----- SOURCE MATERIAL

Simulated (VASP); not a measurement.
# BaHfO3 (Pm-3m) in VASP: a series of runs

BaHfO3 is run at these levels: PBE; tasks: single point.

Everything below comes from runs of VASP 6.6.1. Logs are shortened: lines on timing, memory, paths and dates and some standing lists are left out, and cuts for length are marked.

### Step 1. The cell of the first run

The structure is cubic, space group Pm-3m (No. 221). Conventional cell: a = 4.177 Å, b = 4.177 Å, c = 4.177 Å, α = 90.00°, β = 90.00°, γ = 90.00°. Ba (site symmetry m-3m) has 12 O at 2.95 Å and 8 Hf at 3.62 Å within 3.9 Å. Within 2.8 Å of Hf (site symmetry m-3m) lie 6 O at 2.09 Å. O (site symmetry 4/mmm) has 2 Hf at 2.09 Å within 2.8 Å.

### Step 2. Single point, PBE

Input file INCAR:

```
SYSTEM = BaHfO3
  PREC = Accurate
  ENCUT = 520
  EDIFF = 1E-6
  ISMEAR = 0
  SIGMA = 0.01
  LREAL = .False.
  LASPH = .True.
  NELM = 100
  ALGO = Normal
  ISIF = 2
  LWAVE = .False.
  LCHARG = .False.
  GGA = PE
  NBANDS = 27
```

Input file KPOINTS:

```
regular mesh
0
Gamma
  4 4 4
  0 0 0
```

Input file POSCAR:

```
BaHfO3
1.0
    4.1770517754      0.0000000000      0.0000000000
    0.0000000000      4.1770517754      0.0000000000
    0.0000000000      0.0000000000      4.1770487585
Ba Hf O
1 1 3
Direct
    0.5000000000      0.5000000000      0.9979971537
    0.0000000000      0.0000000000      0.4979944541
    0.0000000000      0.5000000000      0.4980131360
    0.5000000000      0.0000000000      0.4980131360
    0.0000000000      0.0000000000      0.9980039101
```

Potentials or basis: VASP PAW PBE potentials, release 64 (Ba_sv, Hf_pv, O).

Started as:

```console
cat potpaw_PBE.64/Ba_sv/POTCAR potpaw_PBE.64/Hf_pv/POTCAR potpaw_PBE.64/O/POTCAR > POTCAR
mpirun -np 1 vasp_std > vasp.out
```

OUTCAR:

----------

#### REQUIRED ACTION:
Would you please write out, exactly and with no other lines, the stretch of the listing above from the line containing "Everything below comes" through the line containing "### Step 1. The cell of the first run"?

#### REPLY:
Everything below comes from runs of VASP 6.6.1. Logs are shortened: lines on timing, memory, paths and dates and some standing lists are left out, and cuts for length are marked.

### Step 1. The cell of the first run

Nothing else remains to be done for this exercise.